== EXCERPTED DATA ==
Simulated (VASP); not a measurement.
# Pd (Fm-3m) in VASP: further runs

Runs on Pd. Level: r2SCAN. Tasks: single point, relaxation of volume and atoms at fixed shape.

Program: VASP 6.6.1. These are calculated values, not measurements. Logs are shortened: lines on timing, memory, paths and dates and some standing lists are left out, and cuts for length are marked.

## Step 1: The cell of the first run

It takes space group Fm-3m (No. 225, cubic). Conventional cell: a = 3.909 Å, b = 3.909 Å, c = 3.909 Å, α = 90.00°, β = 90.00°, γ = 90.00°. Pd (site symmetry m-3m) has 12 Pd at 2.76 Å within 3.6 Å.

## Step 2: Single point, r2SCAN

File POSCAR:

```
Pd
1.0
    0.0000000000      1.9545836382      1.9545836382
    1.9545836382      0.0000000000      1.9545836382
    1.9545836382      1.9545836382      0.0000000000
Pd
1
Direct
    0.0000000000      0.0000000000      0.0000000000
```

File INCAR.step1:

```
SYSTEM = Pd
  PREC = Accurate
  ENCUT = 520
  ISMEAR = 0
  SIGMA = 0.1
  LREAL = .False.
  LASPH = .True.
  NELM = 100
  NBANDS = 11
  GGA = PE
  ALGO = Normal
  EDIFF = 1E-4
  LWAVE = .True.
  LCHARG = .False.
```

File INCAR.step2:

== TASK ITEM ==
Quote the whole listing above, leaving nothing out.

== RESPONSE BOX ==
Simulated (VASP); not a measurement.
# Pd (Fm-3m) in VASP: further runs

Runs on Pd. Level: r2SCAN. Tasks: single point, relaxation of volume and atoms at fixed shape.

Program: VASP 6.6.1. These are calculated values, not measurements. Logs are shortened: lines on timing, memory, paths and dates and some standing lists are left out, and cuts for length are marked.

## Step 1: The cell of the first run

It takes space group Fm-3m (No. 225, cubic). Conventional cell: a = 3.909 Å, b = 3.909 Å, c = 3.909 Å, α = 90.00°, β = 90.00°, γ = 90.00°. Pd (site symmetry m-3m) has 12 Pd at 2.76 Å within 3.6 Å.

## Step 2: Single point, r2SCAN

File POSCAR:

```
Pd
1.0
    0.0000000000      1.9545836382      1.9545836382
    1.9545836382      0.0000000000      1.9545836382
    1.9545836382      1.9545836382      0.0000000000
Pd
1
Direct
    0.0000000000      0.0000000000      0.0000000000
```

File INCAR.step1:

```
SYSTEM = Pd
  PREC = Accurate
  ENCUT = 520
  ISMEAR = 0
  SIGMA = 0.1
  LREAL = .False.
  LASPH = .True.
  NELM = 100
  NBANDS = 11
  GGA = PE
  ALGO = Normal
  EDIFF = 1E-4
  LWAVE = .True.
  LCHARG = .False.
```

File INCAR.step2:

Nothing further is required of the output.